# EXERCISE:
Only the lines from the beginning of the data below through the line containing "The run prepares" belong in the response, each copied exactly.

=== Section Start ===

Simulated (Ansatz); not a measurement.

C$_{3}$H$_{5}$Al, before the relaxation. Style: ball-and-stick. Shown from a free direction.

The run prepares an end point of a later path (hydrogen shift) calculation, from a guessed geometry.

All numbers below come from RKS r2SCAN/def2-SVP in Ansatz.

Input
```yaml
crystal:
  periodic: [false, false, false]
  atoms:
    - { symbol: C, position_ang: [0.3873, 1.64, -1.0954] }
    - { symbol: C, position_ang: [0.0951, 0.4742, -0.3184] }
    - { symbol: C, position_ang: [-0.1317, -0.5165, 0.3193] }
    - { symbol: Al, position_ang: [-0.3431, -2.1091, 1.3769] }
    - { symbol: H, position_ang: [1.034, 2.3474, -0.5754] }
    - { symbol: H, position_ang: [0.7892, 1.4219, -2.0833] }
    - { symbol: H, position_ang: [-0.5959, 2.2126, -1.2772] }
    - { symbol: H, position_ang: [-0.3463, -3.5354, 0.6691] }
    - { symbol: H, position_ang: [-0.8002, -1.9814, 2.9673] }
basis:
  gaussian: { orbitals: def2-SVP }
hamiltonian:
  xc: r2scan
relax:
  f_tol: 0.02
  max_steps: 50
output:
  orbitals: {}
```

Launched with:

=== Section End ===

# RESULT:
Simulated (Ansatz); not a measurement.

C$_{3}$H$_{5}$Al, before the relaxation. Style: ball-and-stick. Shown from a free direction.

The run prepares an end point of a later path (hydrogen shift) calculation, from a guessed geometry.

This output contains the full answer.